--- START ---

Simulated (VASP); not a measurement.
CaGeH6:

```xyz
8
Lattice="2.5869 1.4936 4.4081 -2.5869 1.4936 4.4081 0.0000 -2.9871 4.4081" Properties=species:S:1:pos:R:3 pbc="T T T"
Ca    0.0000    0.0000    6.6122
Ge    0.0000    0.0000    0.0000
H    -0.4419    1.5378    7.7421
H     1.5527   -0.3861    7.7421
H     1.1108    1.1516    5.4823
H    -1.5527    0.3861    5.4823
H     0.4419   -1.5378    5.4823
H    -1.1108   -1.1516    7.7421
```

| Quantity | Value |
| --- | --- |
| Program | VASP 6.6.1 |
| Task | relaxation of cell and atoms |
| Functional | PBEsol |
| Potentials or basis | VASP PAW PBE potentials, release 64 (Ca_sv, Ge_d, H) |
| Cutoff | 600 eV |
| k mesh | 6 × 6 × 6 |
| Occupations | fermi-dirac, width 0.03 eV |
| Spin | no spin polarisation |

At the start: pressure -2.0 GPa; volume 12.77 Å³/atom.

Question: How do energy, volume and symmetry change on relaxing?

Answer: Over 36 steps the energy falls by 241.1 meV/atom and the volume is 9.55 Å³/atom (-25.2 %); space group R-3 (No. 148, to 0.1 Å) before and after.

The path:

--- END ---

Here the job is to transcribe the lines from the first line of the data through the line containing "Quantity | Value |", inclusive, exactly and with nothing else.

§ **Task solution**
Simulated (VASP); not a measurement.
CaGeH6:

```xyz
8
Lattice="2.5869 1.4936 4.4081 -2.5869 1.4936 4.4081 0.0000 -2.9871 4.4081" Properties=species:S:1:pos:R:3 pbc="T T T"
Ca    0.0000    0.0000    6.6122
Ge    0.0000    0.0000    0.0000
H    -0.4419    1.5378    7.7421
H     1.5527   -0.3861    7.7421
H     1.1108    1.1516    5.4823
H    -1.5527    0.3861    5.4823
H     0.4419   -1.5378    5.4823
H    -1.1108   -1.1516    7.7421
```

| Quantity | Value |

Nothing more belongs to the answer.